◆ **WORK REQUEST**
In the data below, find the line containing "3 gas-phase structures", then set down that line and every later line up to and including the line containing "19.4 | 25.6 |", exactly.

---+---
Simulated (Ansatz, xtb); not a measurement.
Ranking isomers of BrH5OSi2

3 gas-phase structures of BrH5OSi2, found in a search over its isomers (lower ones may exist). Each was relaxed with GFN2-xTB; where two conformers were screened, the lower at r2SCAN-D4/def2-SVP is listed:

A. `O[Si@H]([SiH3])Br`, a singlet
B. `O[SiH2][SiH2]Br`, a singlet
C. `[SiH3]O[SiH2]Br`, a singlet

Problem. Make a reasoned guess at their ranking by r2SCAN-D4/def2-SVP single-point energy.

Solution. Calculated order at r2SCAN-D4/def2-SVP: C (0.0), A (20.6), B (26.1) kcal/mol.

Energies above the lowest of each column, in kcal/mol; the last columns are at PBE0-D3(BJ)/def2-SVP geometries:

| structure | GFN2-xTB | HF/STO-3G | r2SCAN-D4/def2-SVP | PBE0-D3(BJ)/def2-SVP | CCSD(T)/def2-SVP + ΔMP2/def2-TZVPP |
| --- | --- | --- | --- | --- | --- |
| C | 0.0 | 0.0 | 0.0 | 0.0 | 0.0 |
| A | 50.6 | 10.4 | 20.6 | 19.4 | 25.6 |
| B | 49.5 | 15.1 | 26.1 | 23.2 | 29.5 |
---+---

◆ **ANSWER BOX**
3 gas-phase structures of BrH5OSi2, found in a search over its isomers (lower ones may exist). Each was relaxed with GFN2-xTB; where two conformers were screened, the lower at r2SCAN-D4/def2-SVP is listed:

A. `O[Si@H]([SiH3])Br`, a singlet
B. `O[SiH2][SiH2]Br`, a singlet
C. `[SiH3]O[SiH2]Br`, a singlet

Problem. Make a reasoned guess at their ranking by r2SCAN-D4/def2-SVP single-point energy.

Solution. Calculated order at r2SCAN-D4/def2-SVP: C (0.0), A (20.6), B (26.1) kcal/mol.

Energies above the lowest of each column, in kcal/mol; the last columns are at PBE0-D3(BJ)/def2-SVP geometries:

| structure | GFN2-xTB | HF/STO-3G | r2SCAN-D4/def2-SVP | PBE0-D3(BJ)/def2-SVP | CCSD(T)/def2-SVP + ΔMP2/def2-TZVPP |
| --- | --- | --- | --- | --- | --- |
| C | 0.0 | 0.0 | 0.0 | 0.0 | 0.0 |
| A | 50.6 | 10.4 | 20.6 | 19.4 | 25.6 |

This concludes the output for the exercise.